(Assigned task): Go through the lines below and transcribe each one exactly.

(Recorded data):
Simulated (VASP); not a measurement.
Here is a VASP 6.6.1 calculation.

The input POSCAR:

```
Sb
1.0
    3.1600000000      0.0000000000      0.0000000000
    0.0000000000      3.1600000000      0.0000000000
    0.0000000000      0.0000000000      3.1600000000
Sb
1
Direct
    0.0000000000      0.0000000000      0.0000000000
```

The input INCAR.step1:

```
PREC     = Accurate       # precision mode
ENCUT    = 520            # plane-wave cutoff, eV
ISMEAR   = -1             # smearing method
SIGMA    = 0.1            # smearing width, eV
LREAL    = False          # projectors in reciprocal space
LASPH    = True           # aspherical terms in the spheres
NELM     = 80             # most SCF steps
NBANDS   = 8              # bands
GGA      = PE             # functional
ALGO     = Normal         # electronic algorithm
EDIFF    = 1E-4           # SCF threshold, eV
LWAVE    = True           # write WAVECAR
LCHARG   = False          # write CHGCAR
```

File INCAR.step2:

(Response):
Simulated (VASP); not a measurement.
Here is a VASP 6.6.1 calculation.

The input POSCAR:

```
Sb
1.0
    3.1600000000      0.0000000000      0.0000000000
    0.0000000000      3.1600000000      0.0000000000
    0.0000000000      0.0000000000      3.1600000000
Sb
1
Direct
    0.0000000000      0.0000000000      0.0000000000
```

The input INCAR.step1:

```
PREC     = Accurate       # precision mode
ENCUT    = 520            # plane-wave cutoff, eV
ISMEAR   = -1             # smearing method
SIGMA    = 0.1            # smearing width, eV
LREAL    = False          # projectors in reciprocal space
LASPH    = True           # aspherical terms in the spheres
NELM     = 80             # most SCF steps
NBANDS   = 8              # bands
GGA      = PE             # functional
ALGO     = Normal         # electronic algorithm
EDIFF    = 1E-4           # SCF threshold, eV
LWAVE    = True           # write WAVECAR
LCHARG   = False          # write CHGCAR
```

File INCAR.step2:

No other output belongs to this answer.